-------- Recorded information --------

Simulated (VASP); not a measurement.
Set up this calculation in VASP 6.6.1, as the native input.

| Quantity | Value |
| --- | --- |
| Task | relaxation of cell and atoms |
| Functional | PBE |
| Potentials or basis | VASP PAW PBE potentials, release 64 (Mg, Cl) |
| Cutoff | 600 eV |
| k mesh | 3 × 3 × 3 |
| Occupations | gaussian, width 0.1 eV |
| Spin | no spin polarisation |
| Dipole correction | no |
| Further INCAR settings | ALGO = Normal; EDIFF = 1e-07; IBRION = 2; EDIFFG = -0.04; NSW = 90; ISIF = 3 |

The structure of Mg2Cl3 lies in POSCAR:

--------

• **Work task**: Give the full listing above again, exactly as it was presented.

• **Answer section**:
Simulated (VASP); not a measurement.
Set up this calculation in VASP 6.6.1, as the native input.

| Quantity | Value |
| --- | --- |
| Task | relaxation of cell and atoms |
| Functional | PBE |
| Potentials or basis | VASP PAW PBE potentials, release 64 (Mg, Cl) |
| Cutoff | 600 eV |
| k mesh | 3 × 3 × 3 |
| Occupations | gaussian, width 0.1 eV |
| Spin | no spin polarisation |
| Dipole correction | no |
| Further INCAR settings | ALGO = Normal; EDIFF = 1e-07; IBRION = 2; EDIFFG = -0.04; NSW = 90; ISIF = 3 |

The structure of Mg2Cl3 lies in POSCAR:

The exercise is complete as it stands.